Work order:
Each line of the material beneath should be duplicated exactly.

Content starts

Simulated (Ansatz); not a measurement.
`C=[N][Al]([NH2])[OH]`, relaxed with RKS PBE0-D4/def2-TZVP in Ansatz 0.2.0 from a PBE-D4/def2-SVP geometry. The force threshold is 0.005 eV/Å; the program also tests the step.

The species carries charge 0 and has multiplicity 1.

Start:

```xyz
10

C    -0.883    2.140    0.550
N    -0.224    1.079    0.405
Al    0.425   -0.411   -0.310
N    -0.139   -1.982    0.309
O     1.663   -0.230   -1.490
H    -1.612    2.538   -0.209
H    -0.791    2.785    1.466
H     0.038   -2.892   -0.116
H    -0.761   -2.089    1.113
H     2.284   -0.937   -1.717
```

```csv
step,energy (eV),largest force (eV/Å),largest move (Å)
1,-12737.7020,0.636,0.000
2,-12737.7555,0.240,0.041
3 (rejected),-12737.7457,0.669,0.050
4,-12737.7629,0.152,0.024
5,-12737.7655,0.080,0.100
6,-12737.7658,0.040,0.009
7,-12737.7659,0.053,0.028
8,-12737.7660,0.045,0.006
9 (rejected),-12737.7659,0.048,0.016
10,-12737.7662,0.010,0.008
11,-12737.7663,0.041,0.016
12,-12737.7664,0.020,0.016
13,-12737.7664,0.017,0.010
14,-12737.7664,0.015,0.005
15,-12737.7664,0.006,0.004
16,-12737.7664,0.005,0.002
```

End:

Content ends

Exercise answer:
Simulated (Ansatz); not a measurement.
`C=[N][Al]([NH2])[OH]`, relaxed with RKS PBE0-D4/def2-TZVP in Ansatz 0.2.0 from a PBE-D4/def2-SVP geometry. The force threshold is 0.005 eV/Å; the program also tests the step.

The species carries charge 0 and has multiplicity 1.

Start:

```xyz
10

C    -0.883    2.140    0.550
N    -0.224    1.079    0.405
Al    0.425   -0.411   -0.310
N    -0.139   -1.982    0.309
O     1.663   -0.230   -1.490
H    -1.612    2.538   -0.209
H    -0.791    2.785    1.466
H     0.038   -2.892   -0.116
H    -0.761   -2.089    1.113
H     2.284   -0.937   -1.717
```

```csv
step,energy (eV),largest force (eV/Å),largest move (Å)
1,-12737.7020,0.636,0.000
2,-12737.7555,0.240,0.041
3 (rejected),-12737.7457,0.669,0.050
4,-12737.7629,0.152,0.024
5,-12737.7655,0.080,0.100
6,-12737.7658,0.040,0.009
7,-12737.7659,0.053,0.028
8,-12737.7660,0.045,0.006
9 (rejected),-12737.7659,0.048,0.016
10,-12737.7662,0.010,0.008
11,-12737.7663,0.041,0.016
12,-12737.7664,0.020,0.016
13,-12737.7664,0.017,0.010
14,-12737.7664,0.015,0.005
15,-12737.7664,0.006,0.004
16,-12737.7664,0.005,0.002
```

End:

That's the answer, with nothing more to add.